Somewhere below is a line with "BCl3, SMILES B(Cl)(Cl)Cl." and, later, a line with "Method: PBE0/pcSseg-2 (PySCF)."; repeat those two lines and all the lines between them, exactly as they are.

=== Section Start ===
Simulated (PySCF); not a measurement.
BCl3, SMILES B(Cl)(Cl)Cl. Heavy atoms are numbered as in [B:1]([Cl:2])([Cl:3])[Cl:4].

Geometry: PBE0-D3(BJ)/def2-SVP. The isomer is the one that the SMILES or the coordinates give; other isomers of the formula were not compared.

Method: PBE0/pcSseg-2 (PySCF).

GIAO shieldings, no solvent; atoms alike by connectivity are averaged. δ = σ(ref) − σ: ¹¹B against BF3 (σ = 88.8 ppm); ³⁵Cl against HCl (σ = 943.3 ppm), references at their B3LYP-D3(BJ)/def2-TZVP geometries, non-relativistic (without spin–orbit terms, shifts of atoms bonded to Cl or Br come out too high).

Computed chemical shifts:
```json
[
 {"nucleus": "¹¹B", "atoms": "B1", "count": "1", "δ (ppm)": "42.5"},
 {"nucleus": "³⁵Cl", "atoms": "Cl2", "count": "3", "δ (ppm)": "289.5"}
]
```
=== Section End ===

Response box =
BCl3, SMILES B(Cl)(Cl)Cl. Heavy atoms are numbered as in [B:1]([Cl:2])([Cl:3])[Cl:4].

Geometry: PBE0-D3(BJ)/def2-SVP. The isomer is the one that the SMILES or the coordinates give; other isomers of the formula were not compared.

Method: PBE0/pcSseg-2 (PySCF).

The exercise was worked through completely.